-- Activity --
Pull out of the data below the stretch of lines bounded by the one containing "¹H | 1 | 5.00 |" and the one containing "- H on C11, δ (ppm): 4.25", both bounds included, unchanged.

-- Recorded data --
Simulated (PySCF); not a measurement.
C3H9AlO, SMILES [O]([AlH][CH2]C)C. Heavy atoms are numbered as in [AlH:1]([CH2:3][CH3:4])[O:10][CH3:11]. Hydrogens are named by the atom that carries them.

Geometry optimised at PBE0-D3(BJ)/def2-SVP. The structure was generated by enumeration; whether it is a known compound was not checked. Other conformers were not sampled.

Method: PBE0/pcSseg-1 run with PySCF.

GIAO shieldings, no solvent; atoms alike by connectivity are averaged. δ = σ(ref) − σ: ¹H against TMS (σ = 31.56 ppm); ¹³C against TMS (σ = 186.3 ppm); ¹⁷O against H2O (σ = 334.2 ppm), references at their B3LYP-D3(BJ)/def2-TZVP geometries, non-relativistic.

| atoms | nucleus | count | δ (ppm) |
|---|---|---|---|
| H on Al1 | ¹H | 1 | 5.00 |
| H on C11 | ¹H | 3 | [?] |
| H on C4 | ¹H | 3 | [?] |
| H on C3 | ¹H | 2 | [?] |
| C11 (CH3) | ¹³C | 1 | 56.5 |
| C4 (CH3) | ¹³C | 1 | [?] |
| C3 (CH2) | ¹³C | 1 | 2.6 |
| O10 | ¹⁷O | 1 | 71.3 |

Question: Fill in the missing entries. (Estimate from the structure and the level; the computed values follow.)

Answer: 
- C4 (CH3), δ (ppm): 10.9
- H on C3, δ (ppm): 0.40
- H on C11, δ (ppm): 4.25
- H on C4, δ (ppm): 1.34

-- Solution --
| H on Al1 | ¹H | 1 | 5.00 |
| H on C11 | ¹H | 3 | [?] |
| H on C4 | ¹H | 3 | [?] |
| H on C3 | ¹H | 2 | [?] |
| C11 (CH3) | ¹³C | 1 | 56.5 |
| C4 (CH3) | ¹³C | 1 | [?] |
| C3 (CH2) | ¹³C | 1 | 2.6 |
| O10 | ¹⁷O | 1 | 71.3 |

Question: Fill in the missing entries. (Estimate from the structure and the level; the computed values follow.)

Answer: 
- C4 (CH3), δ (ppm): 10.9
- H on C3, δ (ppm): 0.40
- H on C11, δ (ppm): 4.25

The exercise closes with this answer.